### Source data:
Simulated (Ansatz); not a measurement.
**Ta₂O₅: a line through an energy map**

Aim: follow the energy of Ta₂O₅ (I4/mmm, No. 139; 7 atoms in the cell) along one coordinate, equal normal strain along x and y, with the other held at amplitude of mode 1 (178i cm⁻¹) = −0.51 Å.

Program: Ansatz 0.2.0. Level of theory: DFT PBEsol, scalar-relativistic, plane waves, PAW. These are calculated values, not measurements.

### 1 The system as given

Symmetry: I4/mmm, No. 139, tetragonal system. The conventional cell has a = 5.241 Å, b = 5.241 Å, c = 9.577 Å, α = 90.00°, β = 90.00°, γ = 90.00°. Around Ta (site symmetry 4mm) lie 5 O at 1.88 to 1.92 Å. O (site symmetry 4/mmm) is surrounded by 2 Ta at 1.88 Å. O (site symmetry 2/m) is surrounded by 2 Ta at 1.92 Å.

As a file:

### Required action:
Reproduce all of the entries word for word.

### Exercise result:
Simulated (Ansatz); not a measurement.
**Ta₂O₅: a line through an energy map**

Aim: follow the energy of Ta₂O₅ (I4/mmm, No. 139; 7 atoms in the cell) along one coordinate, equal normal strain along x and y, with the other held at amplitude of mode 1 (178i cm⁻¹) = −0.51 Å.

Program: Ansatz 0.2.0. Level of theory: DFT PBEsol, scalar-relativistic, plane waves, PAW. These are calculated values, not measurements.

### 1 The system as given

Symmetry: I4/mmm, No. 139, tetragonal system. The conventional cell has a = 5.241 Å, b = 5.241 Å, c = 9.577 Å, α = 90.00°, β = 90.00°, γ = 90.00°. Around Ta (site symmetry 4mm) lie 5 O at 1.88 to 1.92 Å. O (site symmetry 4/mmm) is surrounded by 2 Ta at 1.88 Å. O (site symmetry 2/m) is surrounded by 2 Ta at 1.92 Å.

As a file:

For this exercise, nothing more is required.